◆ EXTRACTED RECORDS ◆
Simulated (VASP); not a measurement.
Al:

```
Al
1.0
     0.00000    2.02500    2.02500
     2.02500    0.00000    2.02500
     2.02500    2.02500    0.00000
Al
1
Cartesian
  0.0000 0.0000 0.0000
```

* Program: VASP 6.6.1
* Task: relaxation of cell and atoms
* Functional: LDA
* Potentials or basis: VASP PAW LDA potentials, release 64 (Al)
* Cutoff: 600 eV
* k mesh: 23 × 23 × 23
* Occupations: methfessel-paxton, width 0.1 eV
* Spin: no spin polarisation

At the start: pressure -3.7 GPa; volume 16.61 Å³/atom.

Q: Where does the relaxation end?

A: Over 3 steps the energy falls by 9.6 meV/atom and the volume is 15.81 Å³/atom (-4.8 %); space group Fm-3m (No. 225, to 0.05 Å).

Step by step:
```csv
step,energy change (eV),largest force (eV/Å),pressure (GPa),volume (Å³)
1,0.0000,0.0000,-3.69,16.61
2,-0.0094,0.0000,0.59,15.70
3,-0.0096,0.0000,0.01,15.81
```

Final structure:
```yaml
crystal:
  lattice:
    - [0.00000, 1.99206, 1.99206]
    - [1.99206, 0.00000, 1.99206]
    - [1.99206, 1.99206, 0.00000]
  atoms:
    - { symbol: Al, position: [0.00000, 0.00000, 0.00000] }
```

◆ ACTION ITEM ◆
Would you please reproduce the records above exactly, only from their first line through the line holding "Q: Where does the relaxation end?", with both ends included?

◆ EXERCISE SOLUTION ◆
Simulated (VASP); not a measurement.
Al:

```
Al
1.0
     0.00000    2.02500    2.02500
     2.02500    0.00000    2.02500
     2.02500    2.02500    0.00000
Al
1
Cartesian
  0.0000 0.0000 0.0000
```

* Program: VASP 6.6.1
* Task: relaxation of cell and atoms
* Functional: LDA
* Potentials or basis: VASP PAW LDA potentials, release 64 (Al)
* Cutoff: 600 eV
* k mesh: 23 × 23 × 23
* Occupations: methfessel-paxton, width 0.1 eV
* Spin: no spin polarisation

At the start: pressure -3.7 GPa; volume 16.61 Å³/atom.

Q: Where does the relaxation end?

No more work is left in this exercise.